Assigned task -
Print the data that follows exactly as it stands, from its first line through the line containing "Geometry PBE0-D3(BJ)/def2-SVP throughout;", and stop there.

Data section -
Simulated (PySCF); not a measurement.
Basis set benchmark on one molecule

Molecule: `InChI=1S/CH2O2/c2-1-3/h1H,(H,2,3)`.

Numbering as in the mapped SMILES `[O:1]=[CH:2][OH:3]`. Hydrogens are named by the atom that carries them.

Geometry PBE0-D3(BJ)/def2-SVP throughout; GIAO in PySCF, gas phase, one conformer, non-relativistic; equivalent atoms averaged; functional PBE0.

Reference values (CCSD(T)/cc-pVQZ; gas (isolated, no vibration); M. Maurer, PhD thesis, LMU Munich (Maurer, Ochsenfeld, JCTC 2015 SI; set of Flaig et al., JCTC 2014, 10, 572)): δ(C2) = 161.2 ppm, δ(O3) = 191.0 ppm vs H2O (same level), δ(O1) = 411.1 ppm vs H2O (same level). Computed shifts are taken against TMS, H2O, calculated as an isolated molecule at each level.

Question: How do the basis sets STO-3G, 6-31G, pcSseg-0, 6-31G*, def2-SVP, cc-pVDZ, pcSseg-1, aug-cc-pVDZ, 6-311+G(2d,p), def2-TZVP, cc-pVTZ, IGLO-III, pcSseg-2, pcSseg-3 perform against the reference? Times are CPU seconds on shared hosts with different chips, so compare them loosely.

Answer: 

Response -
Simulated (PySCF); not a measurement.
Basis set benchmark on one molecule

Molecule: `InChI=1S/CH2O2/c2-1-3/h1H,(H,2,3)`.

Numbering as in the mapped SMILES `[O:1]=[CH:2][OH:3]`. Hydrogens are named by the atom that carries them.

Geometry PBE0-D3(BJ)/def2-SVP throughout; GIAO in PySCF, gas phase, one conformer, non-relativistic; equivalent atoms averaged; functional PBE0.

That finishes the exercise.